> **WORK INSTRUCTION**
Your answer must be an exact copy of the data below.

> **INPUT DATA**
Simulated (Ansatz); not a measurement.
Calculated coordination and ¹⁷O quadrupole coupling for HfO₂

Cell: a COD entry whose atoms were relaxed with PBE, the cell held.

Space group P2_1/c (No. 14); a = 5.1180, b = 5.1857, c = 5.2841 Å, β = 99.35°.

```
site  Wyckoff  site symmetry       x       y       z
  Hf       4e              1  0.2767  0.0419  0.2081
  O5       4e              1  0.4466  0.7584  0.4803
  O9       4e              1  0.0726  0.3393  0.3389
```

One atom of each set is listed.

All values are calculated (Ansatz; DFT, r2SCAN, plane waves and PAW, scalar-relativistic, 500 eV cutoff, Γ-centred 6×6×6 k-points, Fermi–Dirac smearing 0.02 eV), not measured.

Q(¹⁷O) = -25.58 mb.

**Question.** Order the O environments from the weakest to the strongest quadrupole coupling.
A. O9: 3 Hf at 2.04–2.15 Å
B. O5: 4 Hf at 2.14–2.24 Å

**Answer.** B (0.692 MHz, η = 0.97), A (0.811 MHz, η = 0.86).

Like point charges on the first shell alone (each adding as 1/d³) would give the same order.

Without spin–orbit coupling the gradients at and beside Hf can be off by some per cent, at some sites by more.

> **TASK RESPONSE**
Simulated (Ansatz); not a measurement.
Calculated coordination and ¹⁷O quadrupole coupling for HfO₂

Cell: a COD entry whose atoms were relaxed with PBE, the cell held.

Space group P2_1/c (No. 14); a = 5.1180, b = 5.1857, c = 5.2841 Å, β = 99.35°.

```
site  Wyckoff  site symmetry       x       y       z
  Hf       4e              1  0.2767  0.0419  0.2081
  O5       4e              1  0.4466  0.7584  0.4803
  O9       4e              1  0.0726  0.3393  0.3389
```

One atom of each set is listed.

All values are calculated (Ansatz; DFT, r2SCAN, plane waves and PAW, scalar-relativistic, 500 eV cutoff, Γ-centred 6×6×6 k-points, Fermi–Dirac smearing 0.02 eV), not measured.

Q(¹⁷O) = -25.58 mb.

**Question.** Order the O environments from the weakest to the strongest quadrupole coupling.
A. O9: 3 Hf at 2.04–2.15 Å
B. O5: 4 Hf at 2.14–2.24 Å

**Answer.** B (0.692 MHz, η = 0.97), A (0.811 MHz, η = 0.86).

Like point charges on the first shell alone (each adding as 1/d³) would give the same order.

Without spin–orbit coupling the gradients at and beside Hf can be off by some per cent, at some sites by more.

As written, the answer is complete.